[Work task]:
Of all the entries below, only the lines from the one with "Alike in both" up to and including the one with "none | none | - |" are to be duplicated exactly.

[Supplied entries]:
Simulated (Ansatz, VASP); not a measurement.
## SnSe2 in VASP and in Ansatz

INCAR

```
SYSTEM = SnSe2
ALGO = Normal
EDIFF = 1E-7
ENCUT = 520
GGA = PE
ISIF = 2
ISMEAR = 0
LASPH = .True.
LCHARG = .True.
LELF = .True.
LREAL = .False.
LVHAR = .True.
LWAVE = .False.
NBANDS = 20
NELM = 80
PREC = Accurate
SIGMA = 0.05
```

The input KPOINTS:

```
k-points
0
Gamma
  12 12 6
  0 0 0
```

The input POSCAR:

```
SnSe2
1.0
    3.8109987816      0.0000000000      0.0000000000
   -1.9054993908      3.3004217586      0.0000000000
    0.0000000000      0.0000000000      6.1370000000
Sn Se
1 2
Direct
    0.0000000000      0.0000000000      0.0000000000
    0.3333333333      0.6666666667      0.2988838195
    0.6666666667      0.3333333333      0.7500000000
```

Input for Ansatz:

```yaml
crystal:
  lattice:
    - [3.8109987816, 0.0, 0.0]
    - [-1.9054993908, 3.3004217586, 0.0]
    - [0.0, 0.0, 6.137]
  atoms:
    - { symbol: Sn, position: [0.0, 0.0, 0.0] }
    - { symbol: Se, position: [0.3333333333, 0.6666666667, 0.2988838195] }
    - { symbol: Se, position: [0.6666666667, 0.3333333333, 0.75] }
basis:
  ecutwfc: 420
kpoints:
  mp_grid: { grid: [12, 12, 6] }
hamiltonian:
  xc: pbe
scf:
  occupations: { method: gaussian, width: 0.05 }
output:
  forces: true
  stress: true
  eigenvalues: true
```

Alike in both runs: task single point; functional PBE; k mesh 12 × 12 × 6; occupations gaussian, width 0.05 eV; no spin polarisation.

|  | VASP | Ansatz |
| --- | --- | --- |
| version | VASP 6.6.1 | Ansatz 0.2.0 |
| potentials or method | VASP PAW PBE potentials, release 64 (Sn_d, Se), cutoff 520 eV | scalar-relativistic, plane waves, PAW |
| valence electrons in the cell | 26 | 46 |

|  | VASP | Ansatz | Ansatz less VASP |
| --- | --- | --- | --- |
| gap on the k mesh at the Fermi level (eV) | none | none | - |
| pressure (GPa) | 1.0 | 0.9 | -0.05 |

[Your response]:
Alike in both runs: task single point; functional PBE; k mesh 12 × 12 × 6; occupations gaussian, width 0.05 eV; no spin polarisation.

|  | VASP | Ansatz |
| --- | --- | --- |
| version | VASP 6.6.1 | Ansatz 0.2.0 |
| potentials or method | VASP PAW PBE potentials, release 64 (Sn_d, Se), cutoff 520 eV | scalar-relativistic, plane waves, PAW |
| valence electrons in the cell | 26 | 46 |

|  | VASP | Ansatz | Ansatz less VASP |
| --- | --- | --- | --- |
| gap on the k mesh at the Fermi level (eV) | none | none | - |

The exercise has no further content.